### [Exercise data]
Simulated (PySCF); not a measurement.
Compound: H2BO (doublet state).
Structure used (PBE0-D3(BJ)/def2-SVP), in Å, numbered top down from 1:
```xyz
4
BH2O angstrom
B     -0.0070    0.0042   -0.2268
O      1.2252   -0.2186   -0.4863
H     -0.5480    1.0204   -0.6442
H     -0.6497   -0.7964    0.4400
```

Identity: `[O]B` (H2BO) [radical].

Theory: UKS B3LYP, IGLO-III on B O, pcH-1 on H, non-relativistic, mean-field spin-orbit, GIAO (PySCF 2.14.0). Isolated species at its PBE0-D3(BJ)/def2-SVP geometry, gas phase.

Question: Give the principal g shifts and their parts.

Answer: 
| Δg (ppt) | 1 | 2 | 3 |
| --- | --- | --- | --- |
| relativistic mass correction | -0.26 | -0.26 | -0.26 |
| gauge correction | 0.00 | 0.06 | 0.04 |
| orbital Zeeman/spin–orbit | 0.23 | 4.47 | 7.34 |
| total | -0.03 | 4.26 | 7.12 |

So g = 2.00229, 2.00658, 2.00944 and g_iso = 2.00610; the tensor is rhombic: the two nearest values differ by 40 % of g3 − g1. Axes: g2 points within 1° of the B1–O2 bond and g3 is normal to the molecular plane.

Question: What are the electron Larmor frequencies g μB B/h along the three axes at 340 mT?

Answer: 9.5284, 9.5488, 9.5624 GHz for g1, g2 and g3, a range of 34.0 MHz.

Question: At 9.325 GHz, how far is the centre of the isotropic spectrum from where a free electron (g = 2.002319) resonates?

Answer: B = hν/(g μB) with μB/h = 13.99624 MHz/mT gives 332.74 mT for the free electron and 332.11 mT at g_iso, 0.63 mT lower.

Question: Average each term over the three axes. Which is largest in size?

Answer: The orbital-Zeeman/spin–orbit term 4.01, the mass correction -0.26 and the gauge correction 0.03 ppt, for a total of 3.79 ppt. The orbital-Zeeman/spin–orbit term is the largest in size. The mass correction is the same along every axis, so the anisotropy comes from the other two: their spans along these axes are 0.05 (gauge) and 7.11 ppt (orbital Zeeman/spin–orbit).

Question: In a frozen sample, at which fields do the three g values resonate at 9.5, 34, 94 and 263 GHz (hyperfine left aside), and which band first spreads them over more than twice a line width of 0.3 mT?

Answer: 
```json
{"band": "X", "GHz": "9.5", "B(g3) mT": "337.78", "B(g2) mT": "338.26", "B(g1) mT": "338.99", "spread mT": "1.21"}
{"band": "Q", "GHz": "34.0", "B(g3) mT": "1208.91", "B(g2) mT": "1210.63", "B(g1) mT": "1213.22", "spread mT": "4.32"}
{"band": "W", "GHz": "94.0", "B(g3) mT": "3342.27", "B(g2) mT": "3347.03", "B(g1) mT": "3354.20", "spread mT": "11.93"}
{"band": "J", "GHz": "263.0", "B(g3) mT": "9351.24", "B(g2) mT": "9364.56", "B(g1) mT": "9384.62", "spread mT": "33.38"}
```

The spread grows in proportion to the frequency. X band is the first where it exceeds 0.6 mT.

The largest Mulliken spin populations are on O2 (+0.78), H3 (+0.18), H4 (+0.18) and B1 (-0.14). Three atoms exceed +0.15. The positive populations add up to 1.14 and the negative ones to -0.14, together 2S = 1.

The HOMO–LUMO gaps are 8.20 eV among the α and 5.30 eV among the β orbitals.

### [Assignment]
Restate the data word for word. Begin at its first line, end at the line that contains "Question: At 9.325", and include both.

### [Response box]
Simulated (PySCF); not a measurement.
Compound: H2BO (doublet state).
Structure used (PBE0-D3(BJ)/def2-SVP), in Å, numbered top down from 1:
```xyz
4
BH2O angstrom
B     -0.0070    0.0042   -0.2268
O      1.2252   -0.2186   -0.4863
H     -0.5480    1.0204   -0.6442
H     -0.6497   -0.7964    0.4400
```

Identity: `[O]B` (H2BO) [radical].

Theory: UKS B3LYP, IGLO-III on B O, pcH-1 on H, non-relativistic, mean-field spin-orbit, GIAO (PySCF 2.14.0). Isolated species at its PBE0-D3(BJ)/def2-SVP geometry, gas phase.

Question: Give the principal g shifts and their parts.

Answer: 
| Δg (ppt) | 1 | 2 | 3 |
| --- | --- | --- | --- |
| relativistic mass correction | -0.26 | -0.26 | -0.26 |
| gauge correction | 0.00 | 0.06 | 0.04 |
| orbital Zeeman/spin–orbit | 0.23 | 4.47 | 7.34 |
| total | -0.03 | 4.26 | 7.12 |

So g = 2.00229, 2.00658, 2.00944 and g_iso = 2.00610; the tensor is rhombic: the two nearest values differ by 40 % of g3 − g1. Axes: g2 points within 1° of the B1–O2 bond and g3 is normal to the molecular plane.

Question: What are the electron Larmor frequencies g μB B/h along the three axes at 340 mT?

Answer: 9.5284, 9.5488, 9.5624 GHz for g1, g2 and g3, a range of 34.0 MHz.

Question: At 9.325 GHz, how far is the centre of the isotropic spectrum from where a free electron (g = 2.002319) resonates?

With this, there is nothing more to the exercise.